BEGIN

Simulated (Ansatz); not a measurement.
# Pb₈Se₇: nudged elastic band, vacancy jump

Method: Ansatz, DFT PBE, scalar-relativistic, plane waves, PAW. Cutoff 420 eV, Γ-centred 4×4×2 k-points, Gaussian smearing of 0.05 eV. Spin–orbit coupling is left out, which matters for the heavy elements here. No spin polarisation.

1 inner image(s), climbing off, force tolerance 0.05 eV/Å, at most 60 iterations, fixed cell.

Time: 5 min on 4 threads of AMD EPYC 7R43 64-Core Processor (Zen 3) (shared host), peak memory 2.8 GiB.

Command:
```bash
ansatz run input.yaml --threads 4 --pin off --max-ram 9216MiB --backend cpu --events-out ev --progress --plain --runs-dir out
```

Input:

END

Above are the records; from them, give again exactly the lines from the one containing "# Pb₈Se₇: nudged elastic band, vacancy jump" through the one containing "1 inner image(s), climbing", both included.

## WRITTEN REPLY:
# Pb₈Se₇: nudged elastic band, vacancy jump

Method: Ansatz, DFT PBE, scalar-relativistic, plane waves, PAW. Cutoff 420 eV, Γ-centred 4×4×2 k-points, Gaussian smearing of 0.05 eV. Spin–orbit coupling is left out, which matters for the heavy elements here. No spin polarisation.

1 inner image(s), climbing off, force tolerance 0.05 eV/Å, at most 60 iterations, fixed cell.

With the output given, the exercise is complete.